Task item = Below are some records. Reproduce them exactly from their first line through the line with "Its results: band", inclusive.

+++

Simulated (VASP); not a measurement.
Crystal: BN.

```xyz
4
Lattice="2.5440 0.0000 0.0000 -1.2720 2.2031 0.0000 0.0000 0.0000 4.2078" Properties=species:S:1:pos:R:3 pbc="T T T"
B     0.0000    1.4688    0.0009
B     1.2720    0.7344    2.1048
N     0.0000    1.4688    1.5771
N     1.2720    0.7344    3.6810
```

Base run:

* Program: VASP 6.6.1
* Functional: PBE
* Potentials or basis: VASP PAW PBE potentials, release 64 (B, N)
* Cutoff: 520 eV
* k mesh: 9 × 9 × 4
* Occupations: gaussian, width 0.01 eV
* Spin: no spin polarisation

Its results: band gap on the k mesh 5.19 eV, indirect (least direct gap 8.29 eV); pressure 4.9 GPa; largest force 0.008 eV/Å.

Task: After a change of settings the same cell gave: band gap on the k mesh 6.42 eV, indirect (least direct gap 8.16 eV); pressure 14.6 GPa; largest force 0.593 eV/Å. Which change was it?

+++

Worked solution =
Simulated (VASP); not a measurement.
Crystal: BN.

```xyz
4
Lattice="2.5440 0.0000 0.0000 -1.2720 2.2031 0.0000 0.0000 0.0000 4.2078" Properties=species:S:1:pos:R:3 pbc="T T T"
B     0.0000    1.4688    0.0009
B     1.2720    0.7344    2.1048
N     0.0000    1.4688    1.5771
N     1.2720    0.7344    3.6810
```

Base run:

* Program: VASP 6.6.1
* Functional: PBE
* Potentials or basis: VASP PAW PBE potentials, release 64 (B, N)
* Cutoff: 520 eV
* k mesh: 9 × 9 × 4
* Occupations: gaussian, width 0.01 eV
* Spin: no spin polarisation

Its results: band gap on the k mesh 5.19 eV, indirect (least direct gap 8.29 eV); pressure 4.9 GPa; largest force 0.008 eV/Å.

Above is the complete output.